● Activity
Write out, word for word, only the data from its first line to the line containing "modes are real.".

● Provided data
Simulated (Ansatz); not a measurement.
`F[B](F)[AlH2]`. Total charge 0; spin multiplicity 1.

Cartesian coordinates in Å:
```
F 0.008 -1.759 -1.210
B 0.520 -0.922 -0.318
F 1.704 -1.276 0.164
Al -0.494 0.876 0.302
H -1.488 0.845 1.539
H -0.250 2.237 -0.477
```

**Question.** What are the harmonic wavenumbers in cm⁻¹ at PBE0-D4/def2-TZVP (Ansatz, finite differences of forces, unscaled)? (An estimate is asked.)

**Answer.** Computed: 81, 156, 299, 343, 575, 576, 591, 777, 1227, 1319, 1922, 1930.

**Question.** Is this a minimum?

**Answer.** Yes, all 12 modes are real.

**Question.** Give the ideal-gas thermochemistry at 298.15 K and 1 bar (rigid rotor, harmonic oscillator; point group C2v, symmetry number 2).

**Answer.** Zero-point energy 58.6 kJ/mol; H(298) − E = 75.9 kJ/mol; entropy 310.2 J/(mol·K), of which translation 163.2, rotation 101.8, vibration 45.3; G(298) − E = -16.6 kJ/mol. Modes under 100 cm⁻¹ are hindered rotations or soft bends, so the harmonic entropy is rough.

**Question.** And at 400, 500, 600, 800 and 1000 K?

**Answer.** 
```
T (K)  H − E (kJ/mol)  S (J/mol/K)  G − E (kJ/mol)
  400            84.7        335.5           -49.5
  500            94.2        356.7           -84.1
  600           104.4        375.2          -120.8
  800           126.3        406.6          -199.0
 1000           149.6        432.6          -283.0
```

● Answer space
Simulated (Ansatz); not a measurement.
`F[B](F)[AlH2]`. Total charge 0; spin multiplicity 1.

Cartesian coordinates in Å:
```
F 0.008 -1.759 -1.210
B 0.520 -0.922 -0.318
F 1.704 -1.276 0.164
Al -0.494 0.876 0.302
H -1.488 0.845 1.539
H -0.250 2.237 -0.477
```

**Question.** What are the harmonic wavenumbers in cm⁻¹ at PBE0-D4/def2-TZVP (Ansatz, finite differences of forces, unscaled)? (An estimate is asked.)

**Answer.** Computed: 81, 156, 299, 343, 575, 576, 591, 777, 1227, 1319, 1922, 1930.

**Question.** Is this a minimum?

**Answer.** Yes, all 12 modes are real.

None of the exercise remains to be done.